- DATA TO EXAMINE -
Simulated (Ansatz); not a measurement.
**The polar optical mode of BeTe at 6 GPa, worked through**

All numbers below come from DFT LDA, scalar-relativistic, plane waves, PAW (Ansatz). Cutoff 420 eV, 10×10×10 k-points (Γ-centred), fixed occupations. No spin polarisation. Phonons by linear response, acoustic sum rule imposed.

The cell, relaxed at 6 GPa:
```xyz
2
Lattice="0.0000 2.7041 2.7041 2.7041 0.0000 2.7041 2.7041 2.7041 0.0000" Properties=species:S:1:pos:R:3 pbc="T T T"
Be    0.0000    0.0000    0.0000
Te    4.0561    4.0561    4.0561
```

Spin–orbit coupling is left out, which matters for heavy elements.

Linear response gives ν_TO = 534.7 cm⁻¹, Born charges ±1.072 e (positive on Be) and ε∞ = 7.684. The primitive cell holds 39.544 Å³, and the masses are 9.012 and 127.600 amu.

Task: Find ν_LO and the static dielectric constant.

- ACTIVITY -
In the listing above, locate the line with "GPa, worked through**" and the line with "Linear response gives", then extract exactly those lines and every line between them, and nothing more.

- EXPECTED ANSWER -
**The polar optical mode of BeTe at 6 GPa, worked through**

All numbers below come from DFT LDA, scalar-relativistic, plane waves, PAW (Ansatz). Cutoff 420 eV, 10×10×10 k-points (Γ-centred), fixed occupations. No spin polarisation. Phonons by linear response, acoustic sum rule imposed.

The cell, relaxed at 6 GPa:
```xyz
2
Lattice="0.0000 2.7041 2.7041 2.7041 0.0000 2.7041 2.7041 2.7041 0.0000" Properties=species:S:1:pos:R:3 pbc="T T T"
Be    0.0000    0.0000    0.0000
Te    4.0561    4.0561    4.0561
```

Spin–orbit coupling is left out, which matters for heavy elements.

Linear response gives ν_TO = 534.7 cm⁻¹, Born charges ±1.072 e (positive on Be) and ε∞ = 7.684. The primitive cell holds 39.544 Å³, and the masses are 9.012 and 127.600 amu.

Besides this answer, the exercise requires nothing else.